Work instruction:
Return every record exactly. Omit nothing.

▶

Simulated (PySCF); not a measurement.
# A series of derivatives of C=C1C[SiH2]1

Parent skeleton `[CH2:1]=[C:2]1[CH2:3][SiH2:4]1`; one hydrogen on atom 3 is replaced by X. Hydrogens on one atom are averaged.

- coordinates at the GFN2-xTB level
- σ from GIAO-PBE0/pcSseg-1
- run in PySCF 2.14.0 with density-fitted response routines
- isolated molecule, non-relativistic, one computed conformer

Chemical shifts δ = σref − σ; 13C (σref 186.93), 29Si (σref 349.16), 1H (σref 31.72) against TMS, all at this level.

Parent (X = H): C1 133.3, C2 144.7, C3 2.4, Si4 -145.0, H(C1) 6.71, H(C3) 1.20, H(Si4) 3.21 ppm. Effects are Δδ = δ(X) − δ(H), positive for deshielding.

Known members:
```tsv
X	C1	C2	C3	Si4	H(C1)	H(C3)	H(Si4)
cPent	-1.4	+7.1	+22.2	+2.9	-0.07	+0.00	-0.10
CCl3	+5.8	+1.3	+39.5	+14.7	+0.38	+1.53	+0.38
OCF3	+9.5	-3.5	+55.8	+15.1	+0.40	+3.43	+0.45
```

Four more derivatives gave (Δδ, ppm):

◀

Written reply:
Simulated (PySCF); not a measurement.
# A series of derivatives of C=C1C[SiH2]1

Parent skeleton `[CH2:1]=[C:2]1[CH2:3][SiH2:4]1`; one hydrogen on atom 3 is replaced by X. Hydrogens on one atom are averaged.

- coordinates at the GFN2-xTB level
- σ from GIAO-PBE0/pcSseg-1
- run in PySCF 2.14.0 with density-fitted response routines
- isolated molecule, non-relativistic, one computed conformer

Chemical shifts δ = σref − σ; 13C (σref 186.93), 29Si (σref 349.16), 1H (σref 31.72) against TMS, all at this level.

Parent (X = H): C1 133.3, C2 144.7, C3 2.4, Si4 -145.0, H(C1) 6.71, H(C3) 1.20, H(Si4) 3.21 ppm. Effects are Δδ = δ(X) − δ(H), positive for deshielding.

Known members:
```tsv
X	C1	C2	C3	Si4	H(C1)	H(C3)	H(Si4)
cPent	-1.4	+7.1	+22.2	+2.9	-0.07	+0.00	-0.10
CCl3	+5.8	+1.3	+39.5	+14.7	+0.38	+1.53	+0.38
OCF3	+9.5	-3.5	+55.8	+15.1	+0.40	+3.43	+0.45
```

Four more derivatives gave (Δδ, ppm):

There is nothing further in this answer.